◆ **Task item**: Repeat the entries exactly as they are written.

◆ **Provided records**:
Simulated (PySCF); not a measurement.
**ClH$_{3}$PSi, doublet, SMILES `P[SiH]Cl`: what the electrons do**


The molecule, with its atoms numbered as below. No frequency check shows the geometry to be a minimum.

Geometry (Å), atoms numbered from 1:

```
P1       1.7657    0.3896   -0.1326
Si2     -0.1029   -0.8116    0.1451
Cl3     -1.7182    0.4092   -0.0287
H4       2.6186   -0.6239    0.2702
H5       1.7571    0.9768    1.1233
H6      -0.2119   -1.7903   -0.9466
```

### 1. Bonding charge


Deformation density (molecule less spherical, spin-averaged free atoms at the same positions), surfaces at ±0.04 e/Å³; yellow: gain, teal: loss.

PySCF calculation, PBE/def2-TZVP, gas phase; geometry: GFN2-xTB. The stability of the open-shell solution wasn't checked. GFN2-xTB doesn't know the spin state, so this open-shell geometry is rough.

◆ **Answer section**:
Simulated (PySCF); not a measurement.
**ClH$_{3}$PSi, doublet, SMILES `P[SiH]Cl`: what the electrons do**


The molecule, with its atoms numbered as below. No frequency check shows the geometry to be a minimum.

Geometry (Å), atoms numbered from 1:

```
P1       1.7657    0.3896   -0.1326
Si2     -0.1029   -0.8116    0.1451
Cl3     -1.7182    0.4092   -0.0287
H4       2.6186   -0.6239    0.2702
H5       1.7571    0.9768    1.1233
H6      -0.2119   -1.7903   -0.9466
```

### 1. Bonding charge


Deformation density (molecule less spherical, spin-averaged free atoms at the same positions), surfaces at ±0.04 e/Å³; yellow: gain, teal: loss.

PySCF calculation, PBE/def2-TZVP, gas phase; geometry: GFN2-xTB. The stability of the open-shell solution wasn't checked. GFN2-xTB doesn't know the spin state, so this open-shell geometry is rough.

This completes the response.